=====

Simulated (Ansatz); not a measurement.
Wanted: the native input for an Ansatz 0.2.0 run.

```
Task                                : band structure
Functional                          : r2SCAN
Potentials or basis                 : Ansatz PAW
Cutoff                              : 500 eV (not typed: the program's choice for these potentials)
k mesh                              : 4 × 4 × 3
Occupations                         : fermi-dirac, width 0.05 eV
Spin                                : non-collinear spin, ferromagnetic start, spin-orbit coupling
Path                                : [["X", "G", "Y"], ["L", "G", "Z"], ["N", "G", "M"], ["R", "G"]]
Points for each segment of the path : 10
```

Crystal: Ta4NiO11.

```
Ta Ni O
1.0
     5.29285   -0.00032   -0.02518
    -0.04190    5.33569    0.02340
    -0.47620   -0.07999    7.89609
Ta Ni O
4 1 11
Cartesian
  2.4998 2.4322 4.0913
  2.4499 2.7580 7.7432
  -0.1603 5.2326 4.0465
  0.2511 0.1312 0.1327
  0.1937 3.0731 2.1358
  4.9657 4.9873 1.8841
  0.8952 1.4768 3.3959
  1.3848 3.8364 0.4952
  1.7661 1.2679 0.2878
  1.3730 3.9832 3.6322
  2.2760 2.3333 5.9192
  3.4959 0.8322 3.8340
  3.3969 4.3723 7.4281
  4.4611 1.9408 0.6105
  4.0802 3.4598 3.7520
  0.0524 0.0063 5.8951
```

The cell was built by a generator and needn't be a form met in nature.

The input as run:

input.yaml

=====

— Exercise —
From the first line of the entries above to the line with "The input as", please return every line exactly, keeping both ends.

— Answer space —
Simulated (Ansatz); not a measurement.
Wanted: the native input for an Ansatz 0.2.0 run.

```
Task                                : band structure
Functional                          : r2SCAN
Potentials or basis                 : Ansatz PAW
Cutoff                              : 500 eV (not typed: the program's choice for these potentials)
k mesh                              : 4 × 4 × 3
Occupations                         : fermi-dirac, width 0.05 eV
Spin                                : non-collinear spin, ferromagnetic start, spin-orbit coupling
Path                                : [["X", "G", "Y"], ["L", "G", "Z"], ["N", "G", "M"], ["R", "G"]]
Points for each segment of the path : 10
```

Crystal: Ta4NiO11.

```
Ta Ni O
1.0
     5.29285   -0.00032   -0.02518
    -0.04190    5.33569    0.02340
    -0.47620   -0.07999    7.89609
Ta Ni O
4 1 11
Cartesian
  2.4998 2.4322 4.0913
  2.4499 2.7580 7.7432
  -0.1603 5.2326 4.0465
  0.2511 0.1312 0.1327
  0.1937 3.0731 2.1358
  4.9657 4.9873 1.8841
  0.8952 1.4768 3.3959
  1.3848 3.8364 0.4952
  1.7661 1.2679 0.2878
  1.3730 3.9832 3.6322
  2.2760 2.3333 5.9192
  3.4959 0.8322 3.8340
  3.3969 4.3723 7.4281
  4.4611 1.9408 0.6105
  4.0802 3.4598 3.7520
  0.0524 0.0063 5.8951
```

The cell was built by a generator and needn't be a form met in nature.

The input as run:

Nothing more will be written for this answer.